● Requirement
Reply with every entry, repeated exactly as given.

═══ Raw data ═══
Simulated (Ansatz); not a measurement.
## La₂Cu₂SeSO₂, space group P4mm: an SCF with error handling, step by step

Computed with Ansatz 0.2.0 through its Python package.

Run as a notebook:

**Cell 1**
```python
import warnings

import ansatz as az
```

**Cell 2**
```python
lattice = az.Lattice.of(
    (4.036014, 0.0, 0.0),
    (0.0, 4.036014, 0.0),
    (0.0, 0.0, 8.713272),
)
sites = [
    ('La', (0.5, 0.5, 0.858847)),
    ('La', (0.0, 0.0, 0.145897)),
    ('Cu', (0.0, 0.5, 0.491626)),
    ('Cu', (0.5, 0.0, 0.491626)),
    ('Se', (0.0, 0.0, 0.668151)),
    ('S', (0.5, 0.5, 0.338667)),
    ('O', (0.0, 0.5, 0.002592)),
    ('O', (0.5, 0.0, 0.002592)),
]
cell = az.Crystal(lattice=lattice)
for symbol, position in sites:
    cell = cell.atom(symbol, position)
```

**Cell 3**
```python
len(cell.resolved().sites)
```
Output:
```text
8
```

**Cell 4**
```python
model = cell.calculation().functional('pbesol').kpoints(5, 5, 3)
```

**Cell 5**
═══

● Task answer
Simulated (Ansatz); not a measurement.
## La₂Cu₂SeSO₂, space group P4mm: an SCF with error handling, step by step

Computed with Ansatz 0.2.0 through its Python package.

Run as a notebook:

**Cell 1**
```python
import warnings

import ansatz as az
```

**Cell 2**
```python
lattice = az.Lattice.of(
    (4.036014, 0.0, 0.0),
    (0.0, 4.036014, 0.0),
    (0.0, 0.0, 8.713272),
)
sites = [
    ('La', (0.5, 0.5, 0.858847)),
    ('La', (0.0, 0.0, 0.145897)),
    ('Cu', (0.0, 0.5, 0.491626)),
    ('Cu', (0.5, 0.0, 0.491626)),
    ('Se', (0.0, 0.0, 0.668151)),
    ('S', (0.5, 0.5, 0.338667)),
    ('O', (0.0, 0.5, 0.002592)),
    ('O', (0.5, 0.0, 0.002592)),
]
cell = az.Crystal(lattice=lattice)
for symbol, position in sites:
    cell = cell.atom(symbol, position)
```

**Cell 3**
```python
len(cell.resolved().sites)
```
Output:
```text
8
```

**Cell 4**
```python
model = cell.calculation().functional('pbesol').kpoints(5, 5, 3)
```

**Cell 5**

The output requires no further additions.